» **ASSIGNED TASK**
Can you return the records below exactly as they stand, but only from the first line through the one with "One way to write"?

» **DATA UNDER STUDY**
+ + + + + + +
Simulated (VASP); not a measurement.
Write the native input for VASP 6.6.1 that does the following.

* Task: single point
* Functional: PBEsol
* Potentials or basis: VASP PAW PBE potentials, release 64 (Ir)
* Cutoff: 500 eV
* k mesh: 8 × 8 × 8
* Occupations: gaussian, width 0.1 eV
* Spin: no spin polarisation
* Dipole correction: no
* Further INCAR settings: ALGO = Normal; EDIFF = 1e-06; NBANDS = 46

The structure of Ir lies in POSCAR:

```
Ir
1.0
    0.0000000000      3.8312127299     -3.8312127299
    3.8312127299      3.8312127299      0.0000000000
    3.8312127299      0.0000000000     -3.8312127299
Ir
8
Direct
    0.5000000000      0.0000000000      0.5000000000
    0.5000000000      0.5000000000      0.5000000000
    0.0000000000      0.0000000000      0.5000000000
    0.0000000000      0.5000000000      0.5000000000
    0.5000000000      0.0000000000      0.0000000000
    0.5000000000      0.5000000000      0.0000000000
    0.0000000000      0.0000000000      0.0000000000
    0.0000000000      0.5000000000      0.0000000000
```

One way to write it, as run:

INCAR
+ + + + + + +

» **TASK SOLUTION**
Simulated (VASP); not a measurement.
Write the native input for VASP 6.6.1 that does the following.

* Task: single point
* Functional: PBEsol
* Potentials or basis: VASP PAW PBE potentials, release 64 (Ir)
* Cutoff: 500 eV
* k mesh: 8 × 8 × 8
* Occupations: gaussian, width 0.1 eV
* Spin: no spin polarisation
* Dipole correction: no
* Further INCAR settings: ALGO = Normal; EDIFF = 1e-06; NBANDS = 46

The structure of Ir lies in POSCAR:

```
Ir
1.0
    0.0000000000      3.8312127299     -3.8312127299
    3.8312127299      3.8312127299      0.0000000000
    3.8312127299      0.0000000000     -3.8312127299
Ir
8
Direct
    0.5000000000      0.0000000000      0.5000000000
    0.5000000000      0.5000000000      0.5000000000
    0.0000000000      0.0000000000      0.5000000000
    0.0000000000      0.5000000000      0.5000000000
    0.5000000000      0.0000000000      0.0000000000
    0.5000000000      0.5000000000      0.0000000000
    0.0000000000      0.0000000000      0.0000000000
    0.0000000000      0.5000000000      0.0000000000
```

One way to write it, as run:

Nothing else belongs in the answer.